Give back an exact copy of the lines from the start of the material through the line bearing "Cell: a = 9.9950". Include both ends and nothing else.

═════ Data
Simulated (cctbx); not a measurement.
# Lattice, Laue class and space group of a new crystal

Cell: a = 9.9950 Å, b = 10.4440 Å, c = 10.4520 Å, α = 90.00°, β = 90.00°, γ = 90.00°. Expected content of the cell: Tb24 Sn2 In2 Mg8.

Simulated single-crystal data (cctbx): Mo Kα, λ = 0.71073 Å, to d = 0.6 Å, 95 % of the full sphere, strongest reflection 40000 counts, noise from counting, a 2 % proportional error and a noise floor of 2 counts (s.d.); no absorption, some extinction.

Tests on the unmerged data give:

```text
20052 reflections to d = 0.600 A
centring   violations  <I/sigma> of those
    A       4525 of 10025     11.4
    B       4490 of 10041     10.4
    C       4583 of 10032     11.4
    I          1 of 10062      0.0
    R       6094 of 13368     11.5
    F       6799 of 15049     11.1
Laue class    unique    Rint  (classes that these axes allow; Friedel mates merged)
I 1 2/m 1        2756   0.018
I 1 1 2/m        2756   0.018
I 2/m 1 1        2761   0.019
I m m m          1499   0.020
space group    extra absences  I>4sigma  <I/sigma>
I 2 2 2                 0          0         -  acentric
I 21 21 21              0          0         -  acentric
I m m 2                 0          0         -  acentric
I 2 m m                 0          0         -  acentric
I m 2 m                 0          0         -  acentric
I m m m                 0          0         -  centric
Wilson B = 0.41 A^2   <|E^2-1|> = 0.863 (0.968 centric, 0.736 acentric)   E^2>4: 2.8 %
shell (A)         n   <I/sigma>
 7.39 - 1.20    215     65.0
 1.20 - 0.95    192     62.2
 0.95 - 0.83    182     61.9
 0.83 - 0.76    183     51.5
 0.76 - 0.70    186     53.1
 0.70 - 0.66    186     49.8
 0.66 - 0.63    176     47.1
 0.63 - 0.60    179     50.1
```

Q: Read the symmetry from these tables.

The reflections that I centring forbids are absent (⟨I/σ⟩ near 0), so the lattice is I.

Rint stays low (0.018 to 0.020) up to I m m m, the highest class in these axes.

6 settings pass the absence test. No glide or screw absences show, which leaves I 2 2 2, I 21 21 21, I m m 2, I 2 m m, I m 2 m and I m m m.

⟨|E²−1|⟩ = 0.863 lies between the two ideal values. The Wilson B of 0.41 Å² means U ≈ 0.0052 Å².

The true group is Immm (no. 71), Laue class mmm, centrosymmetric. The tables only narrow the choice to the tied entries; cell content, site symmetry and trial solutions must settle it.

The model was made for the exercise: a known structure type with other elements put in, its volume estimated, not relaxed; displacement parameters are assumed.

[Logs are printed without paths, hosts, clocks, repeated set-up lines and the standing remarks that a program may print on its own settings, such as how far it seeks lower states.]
══════════

Your response:
Simulated (cctbx); not a measurement.
# Lattice, Laue class and space group of a new crystal

Cell: a = 9.9950 Å, b = 10.4440 Å, c = 10.4520 Å, α = 90.00°, β = 90.00°, γ = 90.00°. Expected content of the cell: Tb24 Sn2 In2 Mg8.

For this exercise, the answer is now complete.